WORK REQUEST.
Everything in the listing below from the line containing "Vertical excitations; the" through the line containing "HOMO→LUMO+1 (degenerate set) |" must be repeated exactly; the remaining lines are not wanted.

PROVIDED MATERIAL.
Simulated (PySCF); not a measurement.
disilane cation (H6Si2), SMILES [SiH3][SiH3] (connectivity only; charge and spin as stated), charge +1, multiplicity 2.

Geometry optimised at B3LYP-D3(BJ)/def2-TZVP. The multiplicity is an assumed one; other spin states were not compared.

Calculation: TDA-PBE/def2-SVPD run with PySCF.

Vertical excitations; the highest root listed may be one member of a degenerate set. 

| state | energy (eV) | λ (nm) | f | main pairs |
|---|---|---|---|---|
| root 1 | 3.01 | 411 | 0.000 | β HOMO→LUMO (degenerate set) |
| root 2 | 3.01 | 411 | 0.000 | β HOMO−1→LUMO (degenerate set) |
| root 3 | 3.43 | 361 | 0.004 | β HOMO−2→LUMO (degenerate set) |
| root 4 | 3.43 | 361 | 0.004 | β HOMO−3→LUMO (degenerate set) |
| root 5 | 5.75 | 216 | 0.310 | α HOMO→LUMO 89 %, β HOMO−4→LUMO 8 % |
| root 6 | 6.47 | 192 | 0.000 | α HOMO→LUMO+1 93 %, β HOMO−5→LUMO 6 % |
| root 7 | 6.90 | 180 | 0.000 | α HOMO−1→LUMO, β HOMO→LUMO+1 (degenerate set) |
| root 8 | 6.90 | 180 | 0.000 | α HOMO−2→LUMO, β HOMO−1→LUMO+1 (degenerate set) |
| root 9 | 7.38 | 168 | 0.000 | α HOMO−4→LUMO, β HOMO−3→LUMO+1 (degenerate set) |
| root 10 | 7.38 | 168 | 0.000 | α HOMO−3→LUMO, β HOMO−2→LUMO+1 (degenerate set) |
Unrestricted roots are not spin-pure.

PROBLEM SOLUTION.
Vertical excitations; the highest root listed may be one member of a degenerate set. 

| state | energy (eV) | λ (nm) | f | main pairs |
|---|---|---|---|---|
| root 1 | 3.01 | 411 | 0.000 | β HOMO→LUMO (degenerate set) |
| root 2 | 3.01 | 411 | 0.000 | β HOMO−1→LUMO (degenerate set) |
| root 3 | 3.43 | 361 | 0.004 | β HOMO−2→LUMO (degenerate set) |
| root 4 | 3.43 | 361 | 0.004 | β HOMO−3→LUMO (degenerate set) |
| root 5 | 5.75 | 216 | 0.310 | α HOMO→LUMO 89 %, β HOMO−4→LUMO 8 % |
| root 6 | 6.47 | 192 | 0.000 | α HOMO→LUMO+1 93 %, β HOMO−5→LUMO 6 % |
| root 7 | 6.90 | 180 | 0.000 | α HOMO−1→LUMO, β HOMO→LUMO+1 (degenerate set) |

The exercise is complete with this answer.